### BRIEF
In the listing beneath this line, copy exactly the lines starting with the one containing "Predict the band gap on the k mesh." and going on through the one containing "3.96 eV, direct.".

=== Begin Enclosure ===

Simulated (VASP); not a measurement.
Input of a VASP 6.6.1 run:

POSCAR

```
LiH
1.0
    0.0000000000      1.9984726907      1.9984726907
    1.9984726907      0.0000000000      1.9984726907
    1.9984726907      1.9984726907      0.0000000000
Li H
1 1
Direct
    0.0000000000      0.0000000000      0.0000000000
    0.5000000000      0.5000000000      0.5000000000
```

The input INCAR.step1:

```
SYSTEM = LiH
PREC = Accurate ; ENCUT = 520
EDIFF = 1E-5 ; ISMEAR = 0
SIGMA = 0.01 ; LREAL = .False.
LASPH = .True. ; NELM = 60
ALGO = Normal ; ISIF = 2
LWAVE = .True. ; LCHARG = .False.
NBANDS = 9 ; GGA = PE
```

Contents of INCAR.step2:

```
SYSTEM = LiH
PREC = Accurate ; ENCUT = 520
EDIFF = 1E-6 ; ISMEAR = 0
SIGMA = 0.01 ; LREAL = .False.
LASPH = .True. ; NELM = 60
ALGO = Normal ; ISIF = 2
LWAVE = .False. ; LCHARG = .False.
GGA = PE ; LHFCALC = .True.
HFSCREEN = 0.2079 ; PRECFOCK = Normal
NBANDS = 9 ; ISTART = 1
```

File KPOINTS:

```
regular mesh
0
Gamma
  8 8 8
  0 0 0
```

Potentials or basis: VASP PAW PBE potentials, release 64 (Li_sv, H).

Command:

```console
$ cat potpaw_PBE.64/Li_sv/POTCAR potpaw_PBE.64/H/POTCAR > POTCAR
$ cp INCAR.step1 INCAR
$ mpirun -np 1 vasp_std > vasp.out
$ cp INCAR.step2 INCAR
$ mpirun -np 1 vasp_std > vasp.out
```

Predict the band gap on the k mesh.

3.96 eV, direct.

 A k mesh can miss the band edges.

=== End Enclosure ===

### WRITTEN ANSWER
Predict the band gap on the k mesh.

3.96 eV, direct.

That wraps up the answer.